Task item | Up to and including the line with "Alike in both", please reproduce the lines below exactly, beginning with the first.

Information shown |
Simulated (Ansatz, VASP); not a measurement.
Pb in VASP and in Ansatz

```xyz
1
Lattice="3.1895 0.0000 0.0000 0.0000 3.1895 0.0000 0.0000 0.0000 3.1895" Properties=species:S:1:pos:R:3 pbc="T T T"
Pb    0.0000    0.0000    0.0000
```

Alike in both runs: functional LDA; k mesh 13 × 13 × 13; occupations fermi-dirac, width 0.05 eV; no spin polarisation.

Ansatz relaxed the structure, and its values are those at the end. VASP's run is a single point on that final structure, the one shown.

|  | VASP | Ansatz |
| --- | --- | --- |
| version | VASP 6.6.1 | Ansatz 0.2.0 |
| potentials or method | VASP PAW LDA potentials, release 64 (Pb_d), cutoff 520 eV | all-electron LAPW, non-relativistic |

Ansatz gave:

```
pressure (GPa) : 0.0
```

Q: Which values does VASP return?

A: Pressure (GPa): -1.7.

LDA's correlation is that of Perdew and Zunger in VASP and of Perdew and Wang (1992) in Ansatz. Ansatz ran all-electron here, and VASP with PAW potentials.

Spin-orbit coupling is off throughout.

Expected answer |
Simulated (Ansatz, VASP); not a measurement.
Pb in VASP and in Ansatz

```xyz
1
Lattice="3.1895 0.0000 0.0000 0.0000 3.1895 0.0000 0.0000 0.0000 3.1895" Properties=species:S:1:pos:R:3 pbc="T T T"
Pb    0.0000    0.0000    0.0000
```

Alike in both runs: functional LDA; k mesh 13 × 13 × 13; occupations fermi-dirac, width 0.05 eV; no spin polarisation.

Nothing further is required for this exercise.